▶ [INFORMATION SUPPLIED]:
+ + + + +

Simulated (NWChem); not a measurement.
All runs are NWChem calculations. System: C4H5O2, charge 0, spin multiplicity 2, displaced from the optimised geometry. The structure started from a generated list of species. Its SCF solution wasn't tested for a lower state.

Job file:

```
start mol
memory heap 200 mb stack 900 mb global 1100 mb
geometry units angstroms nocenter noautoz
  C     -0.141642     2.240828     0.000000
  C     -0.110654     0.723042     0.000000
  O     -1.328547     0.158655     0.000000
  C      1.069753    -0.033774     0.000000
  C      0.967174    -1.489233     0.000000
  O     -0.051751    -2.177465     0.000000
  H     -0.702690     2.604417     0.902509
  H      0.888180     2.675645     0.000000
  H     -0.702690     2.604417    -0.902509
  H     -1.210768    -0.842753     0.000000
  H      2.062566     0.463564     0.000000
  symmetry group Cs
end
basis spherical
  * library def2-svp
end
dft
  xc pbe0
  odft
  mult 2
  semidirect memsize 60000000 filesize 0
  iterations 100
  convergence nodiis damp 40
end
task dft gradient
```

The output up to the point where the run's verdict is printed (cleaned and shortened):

+ + + + +

▶ [REQUIRED ACTION]: Repeat every line of the material exactly as given.

▶ [ANSWER SECTION]:
Simulated (NWChem); not a measurement.
All runs are NWChem calculations. System: C4H5O2, charge 0, spin multiplicity 2, displaced from the optimised geometry. The structure started from a generated list of species. Its SCF solution wasn't tested for a lower state.

Job file:

```
start mol
memory heap 200 mb stack 900 mb global 1100 mb
geometry units angstroms nocenter noautoz
  C     -0.141642     2.240828     0.000000
  C     -0.110654     0.723042     0.000000
  O     -1.328547     0.158655     0.000000
  C      1.069753    -0.033774     0.000000
  C      0.967174    -1.489233     0.000000
  O     -0.051751    -2.177465     0.000000
  H     -0.702690     2.604417     0.902509
  H      0.888180     2.675645     0.000000
  H     -0.702690     2.604417    -0.902509
  H     -1.210768    -0.842753     0.000000
  H      2.062566     0.463564     0.000000
  symmetry group Cs
end
basis spherical
  * library def2-svp
end
dft
  xc pbe0
  odft
  mult 2
  semidirect memsize 60000000 filesize 0
  iterations 100
  convergence nodiis damp 40
end
task dft gradient
```

The output up to the point where the run's verdict is printed (cleaned and shortened):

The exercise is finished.